(Provided data Opens)

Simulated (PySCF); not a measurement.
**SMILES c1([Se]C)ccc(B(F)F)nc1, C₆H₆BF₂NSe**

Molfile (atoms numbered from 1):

(Provided data Closes)

Reproduce the whole of the material exactly as shown.

Simulated (PySCF); not a measurement.
**SMILES c1([Se]C)ccc(B(F)F)nc1, C₆H₆BF₂NSe**

Molfile (atoms numbered from 1):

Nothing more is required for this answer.